EXTRACTED DATA:
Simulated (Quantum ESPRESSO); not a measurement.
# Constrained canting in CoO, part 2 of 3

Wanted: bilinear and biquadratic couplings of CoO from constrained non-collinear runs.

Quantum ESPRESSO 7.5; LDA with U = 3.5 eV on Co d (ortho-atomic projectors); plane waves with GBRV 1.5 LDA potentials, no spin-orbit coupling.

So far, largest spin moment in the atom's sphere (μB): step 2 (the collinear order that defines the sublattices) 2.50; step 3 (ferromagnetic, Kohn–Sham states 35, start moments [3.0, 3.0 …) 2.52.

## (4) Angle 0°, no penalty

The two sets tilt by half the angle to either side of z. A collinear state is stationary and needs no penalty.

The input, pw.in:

EXERCISE: Only the lines from the beginning of the material through the line with "The two sets" should appear in the answer, each copied exactly.

YOUR SOLUTION:
Simulated (Quantum ESPRESSO); not a measurement.
# Constrained canting in CoO, part 2 of 3

Wanted: bilinear and biquadratic couplings of CoO from constrained non-collinear runs.

Quantum ESPRESSO 7.5; LDA with U = 3.5 eV on Co d (ortho-atomic projectors); plane waves with GBRV 1.5 LDA potentials, no spin-orbit coupling.

So far, largest spin moment in the atom's sphere (μB): step 2 (the collinear order that defines the sublattices) 2.50; step 3 (ferromagnetic, Kohn–Sham states 35, start moments [3.0, 3.0 …) 2.52.

## (4) Angle 0°, no penalty

The two sets tilt by half the angle to either side of z. A collinear state is stationary and needs no penalty.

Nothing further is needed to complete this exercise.